WORK INSTRUCTION ▸ Go through the data line by line from the top, retyping each exactly, and end with the line that contains "which bonds change?".

EXCERPTED RECORDS ▸
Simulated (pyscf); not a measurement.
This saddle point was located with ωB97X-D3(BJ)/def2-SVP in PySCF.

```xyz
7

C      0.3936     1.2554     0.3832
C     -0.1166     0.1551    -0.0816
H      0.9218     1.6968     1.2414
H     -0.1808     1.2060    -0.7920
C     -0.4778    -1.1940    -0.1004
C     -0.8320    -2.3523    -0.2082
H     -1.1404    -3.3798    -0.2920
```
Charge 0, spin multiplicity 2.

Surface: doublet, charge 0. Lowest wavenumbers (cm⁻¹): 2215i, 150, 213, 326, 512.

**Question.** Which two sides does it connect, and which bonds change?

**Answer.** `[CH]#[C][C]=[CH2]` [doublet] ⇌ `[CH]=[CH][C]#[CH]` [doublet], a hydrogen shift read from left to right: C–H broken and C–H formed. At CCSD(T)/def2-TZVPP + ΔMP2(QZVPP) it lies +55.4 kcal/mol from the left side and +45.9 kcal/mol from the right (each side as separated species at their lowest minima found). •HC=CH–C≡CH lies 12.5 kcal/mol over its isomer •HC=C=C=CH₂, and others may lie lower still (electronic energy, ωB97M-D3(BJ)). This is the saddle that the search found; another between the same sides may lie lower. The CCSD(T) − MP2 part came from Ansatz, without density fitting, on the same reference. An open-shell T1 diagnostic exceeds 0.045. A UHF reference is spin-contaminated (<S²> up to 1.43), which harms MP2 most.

PROBLEM SOLUTION ▸
Simulated (pyscf); not a measurement.
This saddle point was located with ωB97X-D3(BJ)/def2-SVP in PySCF.

```xyz
7

C      0.3936     1.2554     0.3832
C     -0.1166     0.1551    -0.0816
H      0.9218     1.6968     1.2414
H     -0.1808     1.2060    -0.7920
C     -0.4778    -1.1940    -0.1004
C     -0.8320    -2.3523    -0.2082
H     -1.1404    -3.3798    -0.2920
```
Charge 0, spin multiplicity 2.

Surface: doublet, charge 0. Lowest wavenumbers (cm⁻¹): 2215i, 150, 213, 326, 512.

**Question.** Which two sides does it connect, and which bonds change?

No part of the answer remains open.